- Required action
In the listing below, repeat exactly every line from the first through the line containing "Si 1.584 3.631 0.38 -0.112 0.206 0.762", with nothing else.

- Extracted information
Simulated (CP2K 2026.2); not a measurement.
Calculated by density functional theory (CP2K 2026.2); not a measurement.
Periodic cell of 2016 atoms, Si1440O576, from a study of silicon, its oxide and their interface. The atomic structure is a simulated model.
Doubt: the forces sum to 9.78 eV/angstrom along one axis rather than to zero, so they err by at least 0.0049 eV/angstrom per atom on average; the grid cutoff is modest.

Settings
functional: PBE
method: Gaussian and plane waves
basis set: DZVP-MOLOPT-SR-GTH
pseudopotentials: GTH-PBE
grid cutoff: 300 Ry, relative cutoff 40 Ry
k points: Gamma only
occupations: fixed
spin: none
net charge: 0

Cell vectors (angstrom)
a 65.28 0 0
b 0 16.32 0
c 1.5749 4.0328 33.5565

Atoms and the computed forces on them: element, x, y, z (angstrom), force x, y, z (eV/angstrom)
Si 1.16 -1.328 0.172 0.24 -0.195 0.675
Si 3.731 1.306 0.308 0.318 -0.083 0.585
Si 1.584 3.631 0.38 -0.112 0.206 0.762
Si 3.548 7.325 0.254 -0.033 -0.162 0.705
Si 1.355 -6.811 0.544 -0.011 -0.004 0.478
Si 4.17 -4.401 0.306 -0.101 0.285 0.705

- Task response
Simulated (CP2K 2026.2); not a measurement.
Calculated by density functional theory (CP2K 2026.2); not a measurement.
Periodic cell of 2016 atoms, Si1440O576, from a study of silicon, its oxide and their interface. The atomic structure is a simulated model.
Doubt: the forces sum to 9.78 eV/angstrom along one axis rather than to zero, so they err by at least 0.0049 eV/angstrom per atom on average; the grid cutoff is modest.

Settings
functional: PBE
method: Gaussian and plane waves
basis set: DZVP-MOLOPT-SR-GTH
pseudopotentials: GTH-PBE
grid cutoff: 300 Ry, relative cutoff 40 Ry
k points: Gamma only
occupations: fixed
spin: none
net charge: 0

Cell vectors (angstrom)
a 65.28 0 0
b 0 16.32 0
c 1.5749 4.0328 33.5565

Atoms and the computed forces on them: element, x, y, z (angstrom), force x, y, z (eV/angstrom)
Si 1.16 -1.328 0.172 0.24 -0.195 0.675
Si 3.731 1.306 0.308 0.318 -0.083 0.585
Si 1.584 3.631 0.38 -0.112 0.206 0.762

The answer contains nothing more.